With both ends included, repeat exactly the lines of the entries below from the one containing "- r2SCAN, gap" down to the one containing "- r2SCAN, highest", and no others.

□ □ □ □

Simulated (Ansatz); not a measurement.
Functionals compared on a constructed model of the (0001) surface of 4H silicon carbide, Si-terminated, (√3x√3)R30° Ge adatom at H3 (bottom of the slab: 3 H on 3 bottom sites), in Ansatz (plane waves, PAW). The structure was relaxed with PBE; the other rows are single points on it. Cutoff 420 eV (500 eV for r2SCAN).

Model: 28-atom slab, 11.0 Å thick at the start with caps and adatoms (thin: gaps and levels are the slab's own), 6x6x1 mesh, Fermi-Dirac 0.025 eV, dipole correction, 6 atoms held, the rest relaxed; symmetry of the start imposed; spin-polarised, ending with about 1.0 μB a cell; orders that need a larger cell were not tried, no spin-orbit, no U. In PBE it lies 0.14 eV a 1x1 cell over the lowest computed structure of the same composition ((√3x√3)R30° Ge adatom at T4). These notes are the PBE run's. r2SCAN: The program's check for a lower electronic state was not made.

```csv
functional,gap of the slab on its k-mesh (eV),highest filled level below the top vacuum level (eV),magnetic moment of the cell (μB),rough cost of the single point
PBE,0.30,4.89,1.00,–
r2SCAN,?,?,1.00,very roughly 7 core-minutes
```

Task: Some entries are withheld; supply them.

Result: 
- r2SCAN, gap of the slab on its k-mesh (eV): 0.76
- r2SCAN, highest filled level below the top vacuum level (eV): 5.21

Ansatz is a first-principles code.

□ □ □ □

* Response area
- r2SCAN, gap of the slab on its k-mesh (eV): 0.76
- r2SCAN, highest filled level below the top vacuum level (eV): 5.21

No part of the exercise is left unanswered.